▶ [Data listing]:
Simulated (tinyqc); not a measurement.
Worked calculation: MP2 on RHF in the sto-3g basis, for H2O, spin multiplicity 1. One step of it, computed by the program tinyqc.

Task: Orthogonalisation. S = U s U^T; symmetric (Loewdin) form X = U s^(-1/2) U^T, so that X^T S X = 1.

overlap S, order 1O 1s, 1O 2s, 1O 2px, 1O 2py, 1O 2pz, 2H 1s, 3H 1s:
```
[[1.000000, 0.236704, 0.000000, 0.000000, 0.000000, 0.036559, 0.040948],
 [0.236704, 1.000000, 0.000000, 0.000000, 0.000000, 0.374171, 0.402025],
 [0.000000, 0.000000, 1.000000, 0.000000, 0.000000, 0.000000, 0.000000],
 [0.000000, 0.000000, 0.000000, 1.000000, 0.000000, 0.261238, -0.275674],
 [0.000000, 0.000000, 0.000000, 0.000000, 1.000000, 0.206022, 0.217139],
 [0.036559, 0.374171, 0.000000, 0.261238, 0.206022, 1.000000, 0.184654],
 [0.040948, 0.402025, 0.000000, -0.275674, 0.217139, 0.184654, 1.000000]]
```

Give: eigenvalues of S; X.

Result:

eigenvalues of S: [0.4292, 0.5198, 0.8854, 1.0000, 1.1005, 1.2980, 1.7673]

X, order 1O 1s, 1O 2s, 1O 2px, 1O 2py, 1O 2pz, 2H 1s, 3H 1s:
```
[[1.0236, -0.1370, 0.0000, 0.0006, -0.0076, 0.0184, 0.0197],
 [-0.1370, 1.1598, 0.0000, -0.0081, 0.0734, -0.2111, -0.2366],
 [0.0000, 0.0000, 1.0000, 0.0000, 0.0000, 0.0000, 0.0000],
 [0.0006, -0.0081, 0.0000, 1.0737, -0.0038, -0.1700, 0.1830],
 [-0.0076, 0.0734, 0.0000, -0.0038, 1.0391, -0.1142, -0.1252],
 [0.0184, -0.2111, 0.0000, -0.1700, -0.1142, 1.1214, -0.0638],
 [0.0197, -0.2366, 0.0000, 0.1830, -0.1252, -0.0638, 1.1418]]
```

▶ [Work order]: Above are the records. Print exactly, and only, the lines from the line with "overlap S, order" to the line with "X, order 1O", both inclusive.

▶ [Reply]:
overlap S, order 1O 1s, 1O 2s, 1O 2px, 1O 2py, 1O 2pz, 2H 1s, 3H 1s:
```
[[1.000000, 0.236704, 0.000000, 0.000000, 0.000000, 0.036559, 0.040948],
 [0.236704, 1.000000, 0.000000, 0.000000, 0.000000, 0.374171, 0.402025],
 [0.000000, 0.000000, 1.000000, 0.000000, 0.000000, 0.000000, 0.000000],
 [0.000000, 0.000000, 0.000000, 1.000000, 0.000000, 0.261238, -0.275674],
 [0.000000, 0.000000, 0.000000, 0.000000, 1.000000, 0.206022, 0.217139],
 [0.036559, 0.374171, 0.000000, 0.261238, 0.206022, 1.000000, 0.184654],
 [0.040948, 0.402025, 0.000000, -0.275674, 0.217139, 0.184654, 1.000000]]
```

Give: eigenvalues of S; X.

Result:

eigenvalues of S: [0.4292, 0.5198, 0.8854, 1.0000, 1.1005, 1.2980, 1.7673]

X, order 1O 1s, 1O 2s, 1O 2px, 1O 2py, 1O 2pz, 2H 1s, 3H 1s:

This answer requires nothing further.